* **SUPPLIED DATA**
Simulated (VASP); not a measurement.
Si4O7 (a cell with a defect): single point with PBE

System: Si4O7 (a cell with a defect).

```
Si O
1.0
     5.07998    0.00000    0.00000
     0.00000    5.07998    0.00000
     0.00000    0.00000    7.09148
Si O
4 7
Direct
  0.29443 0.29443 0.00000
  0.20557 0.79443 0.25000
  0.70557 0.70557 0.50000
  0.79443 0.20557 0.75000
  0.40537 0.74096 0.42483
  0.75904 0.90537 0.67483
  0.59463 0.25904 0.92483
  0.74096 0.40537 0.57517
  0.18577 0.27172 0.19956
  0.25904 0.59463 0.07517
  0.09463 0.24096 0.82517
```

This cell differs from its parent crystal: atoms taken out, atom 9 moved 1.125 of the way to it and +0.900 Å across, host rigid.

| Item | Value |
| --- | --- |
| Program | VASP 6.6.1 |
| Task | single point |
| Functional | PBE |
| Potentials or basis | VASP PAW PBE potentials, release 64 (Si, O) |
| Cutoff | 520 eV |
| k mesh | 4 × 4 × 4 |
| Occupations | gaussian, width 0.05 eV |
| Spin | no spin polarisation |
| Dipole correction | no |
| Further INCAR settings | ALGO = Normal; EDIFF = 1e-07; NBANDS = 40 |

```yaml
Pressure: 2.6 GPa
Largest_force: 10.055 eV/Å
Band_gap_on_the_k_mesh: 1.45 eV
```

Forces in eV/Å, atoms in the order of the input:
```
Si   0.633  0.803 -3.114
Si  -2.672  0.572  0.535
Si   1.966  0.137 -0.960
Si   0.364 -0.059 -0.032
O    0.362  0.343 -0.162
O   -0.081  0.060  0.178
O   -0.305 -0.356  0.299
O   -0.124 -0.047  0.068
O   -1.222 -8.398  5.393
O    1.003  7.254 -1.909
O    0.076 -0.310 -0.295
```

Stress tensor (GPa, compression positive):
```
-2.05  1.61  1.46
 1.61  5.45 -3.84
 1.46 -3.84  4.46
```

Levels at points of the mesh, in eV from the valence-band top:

* **WORK ITEM**
Quote the records above from their first line through the line containing "mesh | 4 × 4 × 4 |", both ends included.

* **PROBLEM SOLUTION**
Simulated (VASP); not a measurement.
Si4O7 (a cell with a defect): single point with PBE

System: Si4O7 (a cell with a defect).

```
Si O
1.0
     5.07998    0.00000    0.00000
     0.00000    5.07998    0.00000
     0.00000    0.00000    7.09148
Si O
4 7
Direct
  0.29443 0.29443 0.00000
  0.20557 0.79443 0.25000
  0.70557 0.70557 0.50000
  0.79443 0.20557 0.75000
  0.40537 0.74096 0.42483
  0.75904 0.90537 0.67483
  0.59463 0.25904 0.92483
  0.74096 0.40537 0.57517
  0.18577 0.27172 0.19956
  0.25904 0.59463 0.07517
  0.09463 0.24096 0.82517
```

This cell differs from its parent crystal: atoms taken out, atom 9 moved 1.125 of the way to it and +0.900 Å across, host rigid.

| Item | Value |
| --- | --- |
| Program | VASP 6.6.1 |
| Task | single point |
| Functional | PBE |
| Potentials or basis | VASP PAW PBE potentials, release 64 (Si, O) |
| Cutoff | 520 eV |
| k mesh | 4 × 4 × 4 |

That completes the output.